**Source data:**
• • • • •
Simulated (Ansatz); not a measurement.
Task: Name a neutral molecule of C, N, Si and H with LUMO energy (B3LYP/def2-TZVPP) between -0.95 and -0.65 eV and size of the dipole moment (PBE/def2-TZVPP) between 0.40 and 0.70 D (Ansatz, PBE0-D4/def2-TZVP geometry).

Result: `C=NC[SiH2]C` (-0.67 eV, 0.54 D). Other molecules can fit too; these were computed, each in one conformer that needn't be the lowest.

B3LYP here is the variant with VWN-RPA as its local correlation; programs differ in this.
• • • • •

**Requirement:** Go through the records above and copy each line exactly.

**Task answer:**
Simulated (Ansatz); not a measurement.
Task: Name a neutral molecule of C, N, Si and H with LUMO energy (B3LYP/def2-TZVPP) between -0.95 and -0.65 eV and size of the dipole moment (PBE/def2-TZVPP) between 0.40 and 0.70 D (Ansatz, PBE0-D4/def2-TZVP geometry).

Result: `C=NC[SiH2]C` (-0.67 eV, 0.54 D). Other molecules can fit too; these were computed, each in one conformer that needn't be the lowest.

B3LYP here is the variant with VWN-RPA as its local correlation; programs differ in this.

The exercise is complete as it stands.